**Work order**
Return the listing below character for character.

**Data for analysis**
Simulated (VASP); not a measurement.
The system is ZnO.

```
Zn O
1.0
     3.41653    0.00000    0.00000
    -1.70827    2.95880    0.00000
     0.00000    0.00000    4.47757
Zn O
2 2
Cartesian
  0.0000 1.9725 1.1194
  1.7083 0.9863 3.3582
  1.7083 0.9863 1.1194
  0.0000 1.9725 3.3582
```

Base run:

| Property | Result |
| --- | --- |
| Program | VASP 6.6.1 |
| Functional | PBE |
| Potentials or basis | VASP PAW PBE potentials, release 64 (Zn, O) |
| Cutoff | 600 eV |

**Result**
Simulated (VASP); not a measurement.
The system is ZnO.

```
Zn O
1.0
     3.41653    0.00000    0.00000
    -1.70827    2.95880    0.00000
     0.00000    0.00000    4.47757
Zn O
2 2
Cartesian
  0.0000 1.9725 1.1194
  1.7083 0.9863 3.3582
  1.7083 0.9863 1.1194
  0.0000 1.9725 3.3582
```

Base run:

| Property | Result |
| --- | --- |
| Program | VASP 6.6.1 |
| Functional | PBE |
| Potentials or basis | VASP PAW PBE potentials, release 64 (Zn, O) |
| Cutoff | 600 eV |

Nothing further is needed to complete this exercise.